· · · ·

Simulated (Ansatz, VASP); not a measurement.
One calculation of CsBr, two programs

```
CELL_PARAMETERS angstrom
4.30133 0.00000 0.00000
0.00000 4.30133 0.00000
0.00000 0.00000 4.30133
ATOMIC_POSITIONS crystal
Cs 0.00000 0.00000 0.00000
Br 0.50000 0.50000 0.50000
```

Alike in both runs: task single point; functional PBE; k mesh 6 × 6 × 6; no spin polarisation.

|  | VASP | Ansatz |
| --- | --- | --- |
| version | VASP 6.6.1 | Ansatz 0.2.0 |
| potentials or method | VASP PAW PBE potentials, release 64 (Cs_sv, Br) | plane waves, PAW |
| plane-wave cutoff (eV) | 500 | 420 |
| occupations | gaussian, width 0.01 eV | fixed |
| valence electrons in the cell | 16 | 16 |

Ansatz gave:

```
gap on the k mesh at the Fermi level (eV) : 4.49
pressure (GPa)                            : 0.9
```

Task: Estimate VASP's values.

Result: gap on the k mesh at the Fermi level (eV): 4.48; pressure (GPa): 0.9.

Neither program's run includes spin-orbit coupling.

· · · ·

**Activity**
Find where the line with "cell | 16 | 16 |" sits in the material above, then copy exactly from it through the line with "Task: Estimate VASP's values.". Add no other line.

**Response box**
| valence electrons in the cell | 16 | 16 |

Ansatz gave:

```
gap on the k mesh at the Fermi level (eV) : 4.49
pressure (GPa)                            : 0.9
```

Task: Estimate VASP's values.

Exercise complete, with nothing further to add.